### Work item
Every entry should be given again exactly, with nothing dropped.

### Information shown
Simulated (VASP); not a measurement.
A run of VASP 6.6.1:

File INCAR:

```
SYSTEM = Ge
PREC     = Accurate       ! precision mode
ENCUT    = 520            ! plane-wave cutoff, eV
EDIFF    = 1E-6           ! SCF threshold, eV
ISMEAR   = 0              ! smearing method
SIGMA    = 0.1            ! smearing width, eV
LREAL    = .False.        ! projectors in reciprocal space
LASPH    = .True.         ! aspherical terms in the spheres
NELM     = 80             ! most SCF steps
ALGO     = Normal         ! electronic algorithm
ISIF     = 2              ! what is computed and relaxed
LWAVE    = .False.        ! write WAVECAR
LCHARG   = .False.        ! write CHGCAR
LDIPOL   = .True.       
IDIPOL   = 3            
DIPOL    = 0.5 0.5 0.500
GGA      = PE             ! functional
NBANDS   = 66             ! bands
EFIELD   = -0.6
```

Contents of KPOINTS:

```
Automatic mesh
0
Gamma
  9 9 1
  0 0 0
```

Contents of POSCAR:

### Response box
Simulated (VASP); not a measurement.
A run of VASP 6.6.1:

File INCAR:

```
SYSTEM = Ge
PREC     = Accurate       ! precision mode
ENCUT    = 520            ! plane-wave cutoff, eV
EDIFF    = 1E-6           ! SCF threshold, eV
ISMEAR   = 0              ! smearing method
SIGMA    = 0.1            ! smearing width, eV
LREAL    = .False.        ! projectors in reciprocal space
LASPH    = .True.         ! aspherical terms in the spheres
NELM     = 80             ! most SCF steps
ALGO     = Normal         ! electronic algorithm
ISIF     = 2              ! what is computed and relaxed
LWAVE    = .False.        ! write WAVECAR
LCHARG   = .False.        ! write CHGCAR
LDIPOL   = .True.       
IDIPOL   = 3            
DIPOL    = 0.5 0.5 0.500
GGA      = PE             ! functional
NBANDS   = 66             ! bands
EFIELD   = -0.6
```

Contents of KPOINTS:

```
Automatic mesh
0
Gamma
  9 9 1
  0 0 0
```

Contents of POSCAR:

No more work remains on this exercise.